Information
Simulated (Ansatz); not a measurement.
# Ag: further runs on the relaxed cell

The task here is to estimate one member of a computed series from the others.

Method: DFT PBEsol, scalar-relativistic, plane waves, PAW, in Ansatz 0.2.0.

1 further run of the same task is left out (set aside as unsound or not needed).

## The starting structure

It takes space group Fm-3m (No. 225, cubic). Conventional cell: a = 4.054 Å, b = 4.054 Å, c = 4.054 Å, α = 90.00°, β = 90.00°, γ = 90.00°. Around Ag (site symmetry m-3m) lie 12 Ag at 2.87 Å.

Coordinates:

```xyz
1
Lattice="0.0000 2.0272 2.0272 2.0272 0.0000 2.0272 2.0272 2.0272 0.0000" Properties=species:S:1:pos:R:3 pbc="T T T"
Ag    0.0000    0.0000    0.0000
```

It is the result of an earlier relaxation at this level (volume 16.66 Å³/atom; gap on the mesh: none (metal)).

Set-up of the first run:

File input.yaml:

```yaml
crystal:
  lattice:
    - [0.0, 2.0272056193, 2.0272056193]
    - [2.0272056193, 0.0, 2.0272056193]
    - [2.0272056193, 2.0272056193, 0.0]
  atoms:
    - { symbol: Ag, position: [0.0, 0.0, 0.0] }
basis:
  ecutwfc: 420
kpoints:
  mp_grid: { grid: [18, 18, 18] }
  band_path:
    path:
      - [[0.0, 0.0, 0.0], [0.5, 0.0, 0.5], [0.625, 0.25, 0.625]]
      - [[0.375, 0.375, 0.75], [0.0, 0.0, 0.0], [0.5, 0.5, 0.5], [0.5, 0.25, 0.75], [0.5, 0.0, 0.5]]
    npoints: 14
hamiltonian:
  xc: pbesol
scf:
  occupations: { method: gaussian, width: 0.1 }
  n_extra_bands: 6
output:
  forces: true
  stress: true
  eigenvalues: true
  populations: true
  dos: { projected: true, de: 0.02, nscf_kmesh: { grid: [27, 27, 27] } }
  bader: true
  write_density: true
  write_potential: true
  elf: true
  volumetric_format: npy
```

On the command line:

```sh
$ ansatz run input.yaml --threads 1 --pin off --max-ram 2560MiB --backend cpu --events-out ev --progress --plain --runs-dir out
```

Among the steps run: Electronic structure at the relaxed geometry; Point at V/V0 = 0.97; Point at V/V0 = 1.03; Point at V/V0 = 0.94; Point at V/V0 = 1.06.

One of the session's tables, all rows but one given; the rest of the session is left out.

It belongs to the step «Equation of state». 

Work order
Give back exactly the lines from the beginning of the records through the line containing "It takes space", and only those.

Response box
Simulated (Ansatz); not a measurement.
# Ag: further runs on the relaxed cell

The task here is to estimate one member of a computed series from the others.

Method: DFT PBEsol, scalar-relativistic, plane waves, PAW, in Ansatz 0.2.0.

1 further run of the same task is left out (set aside as unsound or not needed).

## The starting structure

It takes space group Fm-3m (No. 225, cubic). Conventional cell: a = 4.054 Å, b = 4.054 Å, c = 4.054 Å, α = 90.00°, β = 90.00°, γ = 90.00°. Around Ag (site symmetry m-3m) lie 12 Ag at 2.87 Å.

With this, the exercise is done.